**Work instruction:** Give back the entire listing below, unaltered.

**Source material:**
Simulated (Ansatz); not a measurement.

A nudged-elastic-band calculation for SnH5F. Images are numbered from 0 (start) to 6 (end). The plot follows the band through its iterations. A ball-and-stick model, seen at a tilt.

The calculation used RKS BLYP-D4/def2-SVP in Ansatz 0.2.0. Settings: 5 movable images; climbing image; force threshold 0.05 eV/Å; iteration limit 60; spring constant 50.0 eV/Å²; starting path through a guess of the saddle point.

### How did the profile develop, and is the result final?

**Written response:**
Simulated (Ansatz); not a measurement.

A nudged-elastic-band calculation for SnH5F. Images are numbered from 0 (start) to 6 (end). The plot follows the band through its iterations. A ball-and-stick model, seen at a tilt.

The calculation used RKS BLYP-D4/def2-SVP in Ansatz 0.2.0. Settings: 5 movable images; climbing image; force threshold 0.05 eV/Å; iteration limit 60; spring constant 50.0 eV/Å²; starting path through a guess of the saddle point.

### How did the profile develop, and is the result final?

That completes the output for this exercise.